Source data -
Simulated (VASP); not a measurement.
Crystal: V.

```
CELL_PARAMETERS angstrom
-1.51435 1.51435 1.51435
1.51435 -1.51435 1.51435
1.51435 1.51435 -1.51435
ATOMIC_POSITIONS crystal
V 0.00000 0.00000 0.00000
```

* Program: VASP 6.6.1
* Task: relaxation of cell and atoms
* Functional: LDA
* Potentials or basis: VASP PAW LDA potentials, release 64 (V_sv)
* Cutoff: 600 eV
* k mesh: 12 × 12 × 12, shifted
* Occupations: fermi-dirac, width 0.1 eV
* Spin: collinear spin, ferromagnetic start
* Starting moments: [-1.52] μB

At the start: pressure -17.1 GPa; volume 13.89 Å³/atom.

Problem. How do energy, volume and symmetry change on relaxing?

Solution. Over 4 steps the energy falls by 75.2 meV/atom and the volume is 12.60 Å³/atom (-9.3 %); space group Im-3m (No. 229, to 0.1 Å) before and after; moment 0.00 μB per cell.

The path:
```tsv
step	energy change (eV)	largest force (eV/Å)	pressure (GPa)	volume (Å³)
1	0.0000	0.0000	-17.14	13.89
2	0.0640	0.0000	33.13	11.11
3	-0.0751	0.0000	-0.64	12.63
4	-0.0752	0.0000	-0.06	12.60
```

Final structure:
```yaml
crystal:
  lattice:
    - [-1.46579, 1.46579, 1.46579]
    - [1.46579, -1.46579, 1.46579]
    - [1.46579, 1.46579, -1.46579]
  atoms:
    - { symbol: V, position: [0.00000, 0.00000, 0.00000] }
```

Task item - The lines above, from the first through the one containing "cell and atoms", must be restated word for word, with nothing added.

Exercise answer -
Simulated (VASP); not a measurement.
Crystal: V.

```
CELL_PARAMETERS angstrom
-1.51435 1.51435 1.51435
1.51435 -1.51435 1.51435
1.51435 1.51435 -1.51435
ATOMIC_POSITIONS crystal
V 0.00000 0.00000 0.00000
```

* Program: VASP 6.6.1
* Task: relaxation of cell and atoms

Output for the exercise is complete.